-- Required action --
Each entry needs to be retyped exactly, with nothing added or dropped.

--- Extracted data Enclosed Below ---

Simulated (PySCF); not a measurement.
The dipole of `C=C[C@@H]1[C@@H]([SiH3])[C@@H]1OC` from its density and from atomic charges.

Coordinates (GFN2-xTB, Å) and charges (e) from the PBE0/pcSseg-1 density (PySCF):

--- End of Enclosed Extracted data ---

-- Reply --
Simulated (PySCF); not a measurement.
The dipole of `C=C[C@@H]1[C@@H]([SiH3])[C@@H]1OC` from its density and from atomic charges.

Coordinates (GFN2-xTB, Å) and charges (e) from the PBE0/pcSseg-1 density (PySCF):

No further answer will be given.